*** Opening SUPPLIED RECORDS ***

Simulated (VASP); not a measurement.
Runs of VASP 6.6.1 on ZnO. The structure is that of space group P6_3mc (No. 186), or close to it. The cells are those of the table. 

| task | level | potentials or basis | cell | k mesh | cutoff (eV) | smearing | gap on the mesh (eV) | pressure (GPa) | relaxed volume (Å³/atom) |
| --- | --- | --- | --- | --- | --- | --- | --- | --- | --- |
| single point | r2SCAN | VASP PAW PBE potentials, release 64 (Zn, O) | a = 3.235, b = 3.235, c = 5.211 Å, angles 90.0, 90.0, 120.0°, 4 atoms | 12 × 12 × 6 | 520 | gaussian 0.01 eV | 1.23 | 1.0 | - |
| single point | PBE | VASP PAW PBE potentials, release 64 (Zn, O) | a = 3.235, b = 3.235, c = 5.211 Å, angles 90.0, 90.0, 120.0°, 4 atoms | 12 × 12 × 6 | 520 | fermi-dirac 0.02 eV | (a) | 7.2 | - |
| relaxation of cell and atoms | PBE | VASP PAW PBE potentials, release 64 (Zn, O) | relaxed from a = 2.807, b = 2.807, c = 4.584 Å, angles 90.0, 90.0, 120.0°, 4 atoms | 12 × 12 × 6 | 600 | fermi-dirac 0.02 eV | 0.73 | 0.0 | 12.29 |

*** Closing SUPPLIED RECORDS ***

Please give back the entries above, unchanged and complete.

Simulated (VASP); not a measurement.
Runs of VASP 6.6.1 on ZnO. The structure is that of space group P6_3mc (No. 186), or close to it. The cells are those of the table. 

| task | level | potentials or basis | cell | k mesh | cutoff (eV) | smearing | gap on the mesh (eV) | pressure (GPa) | relaxed volume (Å³/atom) |
| --- | --- | --- | --- | --- | --- | --- | --- | --- | --- |
| single point | r2SCAN | VASP PAW PBE potentials, release 64 (Zn, O) | a = 3.235, b = 3.235, c = 5.211 Å, angles 90.0, 90.0, 120.0°, 4 atoms | 12 × 12 × 6 | 520 | gaussian 0.01 eV | 1.23 | 1.0 | - |
| single point | PBE | VASP PAW PBE potentials, release 64 (Zn, O) | a = 3.235, b = 3.235, c = 5.211 Å, angles 90.0, 90.0, 120.0°, 4 atoms | 12 × 12 × 6 | 520 | fermi-dirac 0.02 eV | (a) | 7.2 | - |
| relaxation of cell and atoms | PBE | VASP PAW PBE potentials, release 64 (Zn, O) | relaxed from a = 2.807, b = 2.807, c = 4.584 Å, angles 90.0, 90.0, 120.0°, 4 atoms | 12 × 12 × 6 | 600 | fermi-dirac 0.02 eV | 0.73 | 0.0 | 12.29 |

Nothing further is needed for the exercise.